ACTION ITEM:
The answer must be the full listing, reproduced without any change.

====================
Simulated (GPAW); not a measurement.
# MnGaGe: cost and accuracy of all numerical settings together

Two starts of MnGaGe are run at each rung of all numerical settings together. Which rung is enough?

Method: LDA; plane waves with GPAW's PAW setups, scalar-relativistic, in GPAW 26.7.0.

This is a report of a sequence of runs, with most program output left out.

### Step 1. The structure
====================

WORKED SOLUTION:
Simulated (GPAW); not a measurement.
# MnGaGe: cost and accuracy of all numerical settings together

Two starts of MnGaGe are run at each rung of all numerical settings together. Which rung is enough?

Method: LDA; plane waves with GPAW's PAW setups, scalar-relativistic, in GPAW 26.7.0.

This is a report of a sequence of runs, with most program output left out.

### Step 1. The structure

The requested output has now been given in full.